EXTRACTED INFORMATION |
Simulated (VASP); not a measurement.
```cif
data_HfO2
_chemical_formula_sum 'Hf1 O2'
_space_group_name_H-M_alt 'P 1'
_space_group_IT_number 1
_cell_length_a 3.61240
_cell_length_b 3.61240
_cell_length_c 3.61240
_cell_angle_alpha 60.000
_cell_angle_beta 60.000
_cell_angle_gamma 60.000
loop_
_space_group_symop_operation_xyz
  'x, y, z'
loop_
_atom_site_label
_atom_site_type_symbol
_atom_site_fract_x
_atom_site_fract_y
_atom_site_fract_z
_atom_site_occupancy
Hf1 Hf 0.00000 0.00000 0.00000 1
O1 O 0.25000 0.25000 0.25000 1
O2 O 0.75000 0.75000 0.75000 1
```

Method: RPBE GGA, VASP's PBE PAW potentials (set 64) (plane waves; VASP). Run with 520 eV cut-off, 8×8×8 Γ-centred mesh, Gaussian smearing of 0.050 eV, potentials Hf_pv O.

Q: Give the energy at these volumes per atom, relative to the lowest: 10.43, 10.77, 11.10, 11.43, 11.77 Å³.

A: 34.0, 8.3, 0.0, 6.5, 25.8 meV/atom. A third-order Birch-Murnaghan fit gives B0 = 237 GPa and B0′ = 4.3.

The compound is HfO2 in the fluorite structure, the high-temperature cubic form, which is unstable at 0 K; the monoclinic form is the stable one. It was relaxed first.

ACTIVITY | Copy the lines above exactly, from the very first through the one containing "Q: Give the", and include no other line.

ANSWER BOX |
Simulated (VASP); not a measurement.
```cif
data_HfO2
_chemical_formula_sum 'Hf1 O2'
_space_group_name_H-M_alt 'P 1'
_space_group_IT_number 1
_cell_length_a 3.61240
_cell_length_b 3.61240
_cell_length_c 3.61240
_cell_angle_alpha 60.000
_cell_angle_beta 60.000
_cell_angle_gamma 60.000
loop_
_space_group_symop_operation_xyz
  'x, y, z'
loop_
_atom_site_label
_atom_site_type_symbol
_atom_site_fract_x
_atom_site_fract_y
_atom_site_fract_z
_atom_site_occupancy
Hf1 Hf 0.00000 0.00000 0.00000 1
O1 O 0.25000 0.25000 0.25000 1
O2 O 0.75000 0.75000 0.75000 1
```

Method: RPBE GGA, VASP's PBE PAW potentials (set 64) (plane waves; VASP). Run with 520 eV cut-off, 8×8×8 Γ-centred mesh, Gaussian smearing of 0.050 eV, potentials Hf_pv O.

Q: Give the energy at these volumes per atom, relative to the lowest: 10.43, 10.77, 11.10, 11.43, 11.77 Å³.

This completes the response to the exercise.